Only the first line of the listing and the lines after it, up to and including the one containing "A: The energy goes up by 7.4 meV/atom.", should be retyped exactly.

*** RECORDS SUPPLIED ***

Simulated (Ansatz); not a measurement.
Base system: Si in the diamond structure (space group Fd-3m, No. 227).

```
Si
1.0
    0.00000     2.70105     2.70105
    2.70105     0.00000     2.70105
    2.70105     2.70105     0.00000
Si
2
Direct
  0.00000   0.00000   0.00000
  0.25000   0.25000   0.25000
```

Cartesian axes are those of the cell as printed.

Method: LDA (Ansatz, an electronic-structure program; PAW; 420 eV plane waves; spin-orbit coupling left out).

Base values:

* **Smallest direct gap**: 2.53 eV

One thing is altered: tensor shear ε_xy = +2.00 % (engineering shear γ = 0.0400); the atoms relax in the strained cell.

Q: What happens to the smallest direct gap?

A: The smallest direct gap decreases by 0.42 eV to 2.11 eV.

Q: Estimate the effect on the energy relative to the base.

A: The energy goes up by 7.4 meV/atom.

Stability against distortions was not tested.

*** End of RECORDS SUPPLIED ***

◆ EXERCISE OUTPUT ◆
Simulated (Ansatz); not a measurement.
Base system: Si in the diamond structure (space group Fd-3m, No. 227).

```
Si
1.0
    0.00000     2.70105     2.70105
    2.70105     0.00000     2.70105
    2.70105     2.70105     0.00000
Si
2
Direct
  0.00000   0.00000   0.00000
  0.25000   0.25000   0.25000
```

Cartesian axes are those of the cell as printed.

Method: LDA (Ansatz, an electronic-structure program; PAW; 420 eV plane waves; spin-orbit coupling left out).

Base values:

* **Smallest direct gap**: 2.53 eV

One thing is altered: tensor shear ε_xy = +2.00 % (engineering shear γ = 0.0400); the atoms relax in the strained cell.

Q: What happens to the smallest direct gap?

A: The smallest direct gap decreases by 0.42 eV to 2.11 eV.

Q: Estimate the effect on the energy relative to the base.

A: The energy goes up by 7.4 meV/atom.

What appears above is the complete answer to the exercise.